[[ Data records, beginning ]]

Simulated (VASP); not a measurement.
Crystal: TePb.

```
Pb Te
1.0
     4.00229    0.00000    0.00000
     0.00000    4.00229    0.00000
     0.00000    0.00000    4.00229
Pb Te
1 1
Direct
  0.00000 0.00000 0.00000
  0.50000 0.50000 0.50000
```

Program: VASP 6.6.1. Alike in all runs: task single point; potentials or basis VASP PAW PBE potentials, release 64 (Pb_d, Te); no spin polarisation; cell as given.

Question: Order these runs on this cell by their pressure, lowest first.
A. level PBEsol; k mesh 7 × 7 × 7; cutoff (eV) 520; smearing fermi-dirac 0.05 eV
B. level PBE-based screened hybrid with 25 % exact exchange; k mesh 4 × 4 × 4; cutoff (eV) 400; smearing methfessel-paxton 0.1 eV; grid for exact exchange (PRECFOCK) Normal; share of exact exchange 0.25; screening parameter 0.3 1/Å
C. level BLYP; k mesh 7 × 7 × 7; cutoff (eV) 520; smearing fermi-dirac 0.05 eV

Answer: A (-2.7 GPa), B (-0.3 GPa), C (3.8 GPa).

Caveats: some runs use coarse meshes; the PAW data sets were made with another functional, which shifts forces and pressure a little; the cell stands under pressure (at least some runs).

[[ Data records, end ]]

• [Exercise]:
Within the listing above, the range opens at the line with "C. level BLYP;" and closes at the line with "Answer: A (-2.7". Reproduce exactly the lines of that range, including both ends.

• [Problem solution]:
C. level BLYP; k mesh 7 × 7 × 7; cutoff (eV) 520; smearing fermi-dirac 0.05 eV

Answer: A (-2.7 GPa), B (-0.3 GPa), C (3.8 GPa).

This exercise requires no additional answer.